Required action »
Given the material below, output exactly the lines from the line with "-170°, P3–C6–C7–C8 -79°" to the line with "-115°, C5–C6–C8–C9 -64°", both ends included, and no other lines.

Data »
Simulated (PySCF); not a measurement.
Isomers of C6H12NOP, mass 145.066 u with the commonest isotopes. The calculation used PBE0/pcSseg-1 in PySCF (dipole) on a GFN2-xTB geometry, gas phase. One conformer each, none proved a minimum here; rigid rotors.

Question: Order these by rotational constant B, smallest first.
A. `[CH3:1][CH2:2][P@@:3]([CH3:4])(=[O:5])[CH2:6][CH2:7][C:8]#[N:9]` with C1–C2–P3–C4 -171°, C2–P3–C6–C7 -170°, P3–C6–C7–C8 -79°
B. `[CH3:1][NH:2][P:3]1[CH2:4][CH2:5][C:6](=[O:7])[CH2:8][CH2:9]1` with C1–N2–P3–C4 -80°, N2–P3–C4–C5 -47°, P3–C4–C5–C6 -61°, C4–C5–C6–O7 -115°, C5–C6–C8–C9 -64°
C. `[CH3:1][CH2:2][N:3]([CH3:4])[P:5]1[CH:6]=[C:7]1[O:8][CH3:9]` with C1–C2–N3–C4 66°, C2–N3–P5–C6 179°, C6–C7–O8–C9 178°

Task solution »
A. `[CH3:1][CH2:2][P@@:3]([CH3:4])(=[O:5])[CH2:6][CH2:7][C:8]#[N:9]` with C1–C2–P3–C4 -171°, C2–P3–C6–C7 -170°, P3–C6–C7–C8 -79°
B. `[CH3:1][NH:2][P:3]1[CH2:4][CH2:5][C:6](=[O:7])[CH2:8][CH2:9]1` with C1–N2–P3–C4 -80°, N2–P3–C4–C5 -47°, P3–C4–C5–C6 -61°, C4–C5–C6–O7 -115°, C5–C6–C8–C9 -64°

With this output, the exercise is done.